__MATERIAL SUPPLIED__
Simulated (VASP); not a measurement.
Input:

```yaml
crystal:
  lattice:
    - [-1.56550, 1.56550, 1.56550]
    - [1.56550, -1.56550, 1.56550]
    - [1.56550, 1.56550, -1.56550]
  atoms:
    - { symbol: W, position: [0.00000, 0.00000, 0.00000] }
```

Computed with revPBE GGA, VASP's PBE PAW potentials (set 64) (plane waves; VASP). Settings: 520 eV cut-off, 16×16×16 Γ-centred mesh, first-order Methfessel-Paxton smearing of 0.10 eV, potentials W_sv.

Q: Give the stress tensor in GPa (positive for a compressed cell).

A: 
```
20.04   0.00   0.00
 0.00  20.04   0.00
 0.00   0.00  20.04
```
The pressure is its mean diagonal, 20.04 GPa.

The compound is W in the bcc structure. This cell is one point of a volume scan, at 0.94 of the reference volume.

__REQUIREMENT__
All lines in the listing above from the line containing "Q: Give the" to the line containing "The pressure is its mean diagonal, 20.04 GPa.", inclusive, should be retyped exactly; no other lines should appear.

__PROBLEM SOLUTION__
Q: Give the stress tensor in GPa (positive for a compressed cell).

A: 
```
20.04   0.00   0.00
 0.00  20.04   0.00
 0.00   0.00  20.04
```
The pressure is its mean diagonal, 20.04 GPa.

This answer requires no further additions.